**Requirement:**
Repeat, please, only the lines from the top of the data down to the line with "a negative one?**"; include both of those lines.

**Dataset content:**
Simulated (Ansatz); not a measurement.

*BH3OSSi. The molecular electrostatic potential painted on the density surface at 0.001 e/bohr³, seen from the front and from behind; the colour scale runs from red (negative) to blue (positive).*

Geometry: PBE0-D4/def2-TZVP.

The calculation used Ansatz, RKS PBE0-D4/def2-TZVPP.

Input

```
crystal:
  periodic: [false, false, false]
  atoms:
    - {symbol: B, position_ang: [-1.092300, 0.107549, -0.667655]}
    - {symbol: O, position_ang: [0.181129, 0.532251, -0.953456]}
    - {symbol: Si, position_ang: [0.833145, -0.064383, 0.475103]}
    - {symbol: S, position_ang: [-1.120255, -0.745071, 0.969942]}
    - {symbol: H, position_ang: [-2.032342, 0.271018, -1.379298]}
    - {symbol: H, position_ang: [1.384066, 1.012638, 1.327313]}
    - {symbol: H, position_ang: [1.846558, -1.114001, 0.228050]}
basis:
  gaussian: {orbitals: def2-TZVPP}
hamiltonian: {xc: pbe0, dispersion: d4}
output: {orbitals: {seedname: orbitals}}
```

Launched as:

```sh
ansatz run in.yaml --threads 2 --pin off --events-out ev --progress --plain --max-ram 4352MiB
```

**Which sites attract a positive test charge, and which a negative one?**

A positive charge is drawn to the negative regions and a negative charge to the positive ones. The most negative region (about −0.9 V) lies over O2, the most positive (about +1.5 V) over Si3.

**Exercise solution:**
Simulated (Ansatz); not a measurement.

*BH3OSSi. The molecular electrostatic potential painted on the density surface at 0.001 e/bohr³, seen from the front and from behind; the colour scale runs from red (negative) to blue (positive).*

Geometry: PBE0-D4/def2-TZVP.

The calculation used Ansatz, RKS PBE0-D4/def2-TZVPP.

Input

```
crystal:
  periodic: [false, false, false]
  atoms:
    - {symbol: B, position_ang: [-1.092300, 0.107549, -0.667655]}
    - {symbol: O, position_ang: [0.181129, 0.532251, -0.953456]}
    - {symbol: Si, position_ang: [0.833145, -0.064383, 0.475103]}
    - {symbol: S, position_ang: [-1.120255, -0.745071, 0.969942]}
    - {symbol: H, position_ang: [-2.032342, 0.271018, -1.379298]}
    - {symbol: H, position_ang: [1.384066, 1.012638, 1.327313]}
    - {symbol: H, position_ang: [1.846558, -1.114001, 0.228050]}
basis:
  gaussian: {orbitals: def2-TZVPP}
hamiltonian: {xc: pbe0, dispersion: d4}
output: {orbitals: {seedname: orbitals}}
```

Launched as:

```sh
ansatz run in.yaml --threads 2 --pin off --events-out ev --progress --plain --max-ram 4352MiB
```

**Which sites attract a positive test charge, and which a negative one?**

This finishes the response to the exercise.